Segment Start: Data listing

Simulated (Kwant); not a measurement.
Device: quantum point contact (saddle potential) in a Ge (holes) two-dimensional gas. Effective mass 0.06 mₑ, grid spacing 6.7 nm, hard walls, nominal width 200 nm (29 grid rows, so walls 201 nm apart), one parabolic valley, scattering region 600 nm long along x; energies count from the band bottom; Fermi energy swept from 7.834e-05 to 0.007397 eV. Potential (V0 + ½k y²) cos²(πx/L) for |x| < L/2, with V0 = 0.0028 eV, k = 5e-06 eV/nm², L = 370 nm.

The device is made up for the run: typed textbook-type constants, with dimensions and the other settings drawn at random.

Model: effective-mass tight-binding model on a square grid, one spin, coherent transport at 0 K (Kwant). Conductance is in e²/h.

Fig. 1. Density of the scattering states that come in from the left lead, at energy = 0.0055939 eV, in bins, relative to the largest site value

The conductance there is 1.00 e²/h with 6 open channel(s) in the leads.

Segment End: Data listing

**Requirement:**
What do the lines above say from the one containing "Device: quantum point" down to the one containing "Fig. 1. Density"? Return them exactly, both end lines included, and only them.

**Response box:**
Device: quantum point contact (saddle potential) in a Ge (holes) two-dimensional gas. Effective mass 0.06 mₑ, grid spacing 6.7 nm, hard walls, nominal width 200 nm (29 grid rows, so walls 201 nm apart), one parabolic valley, scattering region 600 nm long along x; energies count from the band bottom; Fermi energy swept from 7.834e-05 to 0.007397 eV. Potential (V0 + ½k y²) cos²(πx/L) for |x| < L/2, with V0 = 0.0028 eV, k = 5e-06 eV/nm², L = 370 nm.

The device is made up for the run: typed textbook-type constants, with dimensions and the other settings drawn at random.

Model: effective-mass tight-binding model on a square grid, one spin, coherent transport at 0 K (Kwant). Conductance is in e²/h.

Fig. 1. Density of the scattering states that come in from the left lead, at energy = 0.0055939 eV, in bins, relative to the largest site value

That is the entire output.